Transcribe the records below exactly as written, from the opening line through the line that contains "## Step 1: The starting structure".

__________________________________________________

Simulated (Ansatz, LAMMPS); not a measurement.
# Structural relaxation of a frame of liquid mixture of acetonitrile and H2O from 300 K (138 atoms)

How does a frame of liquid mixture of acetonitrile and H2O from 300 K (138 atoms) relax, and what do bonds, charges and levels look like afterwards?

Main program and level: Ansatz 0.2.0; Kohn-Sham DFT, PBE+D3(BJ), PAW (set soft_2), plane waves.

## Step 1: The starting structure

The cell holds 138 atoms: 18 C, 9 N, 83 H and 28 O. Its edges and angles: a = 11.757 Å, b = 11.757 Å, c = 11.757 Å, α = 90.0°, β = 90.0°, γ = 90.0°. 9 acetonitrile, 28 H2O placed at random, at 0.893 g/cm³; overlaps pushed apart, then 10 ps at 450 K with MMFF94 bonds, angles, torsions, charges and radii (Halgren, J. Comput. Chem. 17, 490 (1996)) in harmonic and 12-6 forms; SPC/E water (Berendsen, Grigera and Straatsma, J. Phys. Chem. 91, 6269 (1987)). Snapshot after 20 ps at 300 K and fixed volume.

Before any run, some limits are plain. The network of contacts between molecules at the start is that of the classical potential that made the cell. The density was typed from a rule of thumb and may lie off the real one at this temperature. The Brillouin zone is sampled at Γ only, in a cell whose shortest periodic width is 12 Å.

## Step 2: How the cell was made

__________________________________________________

Written answer
Simulated (Ansatz, LAMMPS); not a measurement.
# Structural relaxation of a frame of liquid mixture of acetonitrile and H2O from 300 K (138 atoms)

How does a frame of liquid mixture of acetonitrile and H2O from 300 K (138 atoms) relax, and what do bonds, charges and levels look like afterwards?

Main program and level: Ansatz 0.2.0; Kohn-Sham DFT, PBE+D3(BJ), PAW (set soft_2), plane waves.

## Step 1: The starting structure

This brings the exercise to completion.